WORK INSTRUCTION
In full and unchanged, output the entries that follow.

+===+
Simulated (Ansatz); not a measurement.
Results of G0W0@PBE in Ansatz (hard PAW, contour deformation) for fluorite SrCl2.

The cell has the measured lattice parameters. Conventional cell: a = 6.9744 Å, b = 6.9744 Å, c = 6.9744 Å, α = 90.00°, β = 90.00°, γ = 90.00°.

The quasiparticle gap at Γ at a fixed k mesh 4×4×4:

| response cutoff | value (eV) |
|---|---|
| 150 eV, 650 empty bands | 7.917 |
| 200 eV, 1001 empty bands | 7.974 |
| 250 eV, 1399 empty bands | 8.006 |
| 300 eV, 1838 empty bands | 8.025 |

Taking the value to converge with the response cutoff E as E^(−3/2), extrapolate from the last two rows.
+===+

WRITTEN REPLY
Simulated (Ansatz); not a measurement.
Results of G0W0@PBE in Ansatz (hard PAW, contour deformation) for fluorite SrCl2.

The cell has the measured lattice parameters. Conventional cell: a = 6.9744 Å, b = 6.9744 Å, c = 6.9744 Å, α = 90.00°, β = 90.00°, γ = 90.00°.

The quasiparticle gap at Γ at a fixed k mesh 4×4×4:

| response cutoff | value (eV) |
|---|---|
| 150 eV, 650 empty bands | 7.917 |
| 200 eV, 1001 empty bands | 7.974 |
| 250 eV, 1399 empty bands | 8.006 |
| 300 eV, 1838 empty bands | 8.025 |

Taking the value to converge with the response cutoff E as E^(−3/2), extrapolate from the last two rows.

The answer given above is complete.